- EXTRACTED INFORMATION -
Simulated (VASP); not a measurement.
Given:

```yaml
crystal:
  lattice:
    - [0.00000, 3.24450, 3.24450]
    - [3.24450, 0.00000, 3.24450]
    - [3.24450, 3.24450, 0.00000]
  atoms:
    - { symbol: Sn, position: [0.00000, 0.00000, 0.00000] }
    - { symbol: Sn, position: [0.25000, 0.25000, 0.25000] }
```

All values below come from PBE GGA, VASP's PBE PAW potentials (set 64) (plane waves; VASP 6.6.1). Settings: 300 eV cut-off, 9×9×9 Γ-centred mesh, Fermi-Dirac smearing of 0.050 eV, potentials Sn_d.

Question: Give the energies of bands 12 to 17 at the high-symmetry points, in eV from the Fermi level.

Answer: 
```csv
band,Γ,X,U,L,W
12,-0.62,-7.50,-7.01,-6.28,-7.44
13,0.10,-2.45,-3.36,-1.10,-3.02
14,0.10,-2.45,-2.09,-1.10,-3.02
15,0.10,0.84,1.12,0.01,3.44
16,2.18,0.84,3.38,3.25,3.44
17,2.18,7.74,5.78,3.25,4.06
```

- WORK ITEM -
Line for line, the material above should be repeated exactly.

- TASK RESULT -
Simulated (VASP); not a measurement.
Given:

```yaml
crystal:
  lattice:
    - [0.00000, 3.24450, 3.24450]
    - [3.24450, 0.00000, 3.24450]
    - [3.24450, 3.24450, 0.00000]
  atoms:
    - { symbol: Sn, position: [0.00000, 0.00000, 0.00000] }
    - { symbol: Sn, position: [0.25000, 0.25000, 0.25000] }
```

All values below come from PBE GGA, VASP's PBE PAW potentials (set 64) (plane waves; VASP 6.6.1). Settings: 300 eV cut-off, 9×9×9 Γ-centred mesh, Fermi-Dirac smearing of 0.050 eV, potentials Sn_d.

Question: Give the energies of bands 12 to 17 at the high-symmetry points, in eV from the Fermi level.

Answer: 
```csv
band,Γ,X,U,L,W
12,-0.62,-7.50,-7.01,-6.28,-7.44
13,0.10,-2.45,-3.36,-1.10,-3.02
14,0.10,-2.45,-2.09,-1.10,-3.02
15,0.10,0.84,1.12,0.01,3.44
16,2.18,0.84,3.38,3.25,3.44
17,2.18,7.74,5.78,3.25,4.06
```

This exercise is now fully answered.